● **ASSIGNMENT**
All lines between the start of the listing below and the line containing "The runs below", inclusive, must be repeated exactly.

● **MATERIAL PROVIDED**
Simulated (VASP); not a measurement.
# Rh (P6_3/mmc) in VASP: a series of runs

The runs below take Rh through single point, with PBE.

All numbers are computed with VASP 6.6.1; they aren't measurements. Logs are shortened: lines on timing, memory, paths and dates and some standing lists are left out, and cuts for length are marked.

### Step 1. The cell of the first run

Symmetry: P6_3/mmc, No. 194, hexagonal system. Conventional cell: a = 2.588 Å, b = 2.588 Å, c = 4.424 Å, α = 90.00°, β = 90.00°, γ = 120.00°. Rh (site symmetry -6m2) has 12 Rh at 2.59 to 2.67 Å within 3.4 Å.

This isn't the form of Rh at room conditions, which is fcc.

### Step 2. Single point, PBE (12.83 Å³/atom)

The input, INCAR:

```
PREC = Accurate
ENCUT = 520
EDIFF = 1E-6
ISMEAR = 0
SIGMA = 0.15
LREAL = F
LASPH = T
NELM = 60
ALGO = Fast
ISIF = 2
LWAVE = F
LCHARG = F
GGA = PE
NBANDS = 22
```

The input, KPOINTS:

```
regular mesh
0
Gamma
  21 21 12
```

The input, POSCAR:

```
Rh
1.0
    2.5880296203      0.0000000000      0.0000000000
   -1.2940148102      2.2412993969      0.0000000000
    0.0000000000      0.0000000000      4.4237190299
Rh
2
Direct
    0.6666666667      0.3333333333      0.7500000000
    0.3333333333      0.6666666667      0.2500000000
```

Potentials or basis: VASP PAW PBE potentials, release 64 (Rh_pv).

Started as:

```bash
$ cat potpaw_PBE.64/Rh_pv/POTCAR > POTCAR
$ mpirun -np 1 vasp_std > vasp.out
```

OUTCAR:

● **WRITTEN ANSWER**
Simulated (VASP); not a measurement.
# Rh (P6_3/mmc) in VASP: a series of runs

The runs below take Rh through single point, with PBE.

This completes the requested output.